▸ Work task
Without dropping or altering a single word, give the listing again.

▸ Extracted entries
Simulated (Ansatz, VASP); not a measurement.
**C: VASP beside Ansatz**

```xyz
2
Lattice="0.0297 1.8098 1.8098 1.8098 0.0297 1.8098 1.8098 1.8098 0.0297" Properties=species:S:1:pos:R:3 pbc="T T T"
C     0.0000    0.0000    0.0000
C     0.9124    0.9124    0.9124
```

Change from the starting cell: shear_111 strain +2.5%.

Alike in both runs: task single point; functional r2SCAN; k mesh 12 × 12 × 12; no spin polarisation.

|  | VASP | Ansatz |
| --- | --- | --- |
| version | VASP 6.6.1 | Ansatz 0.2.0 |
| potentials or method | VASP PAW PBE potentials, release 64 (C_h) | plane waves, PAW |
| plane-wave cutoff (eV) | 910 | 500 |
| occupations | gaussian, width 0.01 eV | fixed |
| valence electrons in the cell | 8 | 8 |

▸ Task solution
Simulated (Ansatz, VASP); not a measurement.
**C: VASP beside Ansatz**

```xyz
2
Lattice="0.0297 1.8098 1.8098 1.8098 0.0297 1.8098 1.8098 1.8098 0.0297" Properties=species:S:1:pos:R:3 pbc="T T T"
C     0.0000    0.0000    0.0000
C     0.9124    0.9124    0.9124
```

Change from the starting cell: shear_111 strain +2.5%.

Alike in both runs: task single point; functional r2SCAN; k mesh 12 × 12 × 12; no spin polarisation.

|  | VASP | Ansatz |
| --- | --- | --- |
| version | VASP 6.6.1 | Ansatz 0.2.0 |
| potentials or method | VASP PAW PBE potentials, release 64 (C_h) | plane waves, PAW |
| plane-wave cutoff (eV) | 910 | 500 |
| occupations | gaussian, width 0.01 eV | fixed |
| valence electrons in the cell | 8 | 8 |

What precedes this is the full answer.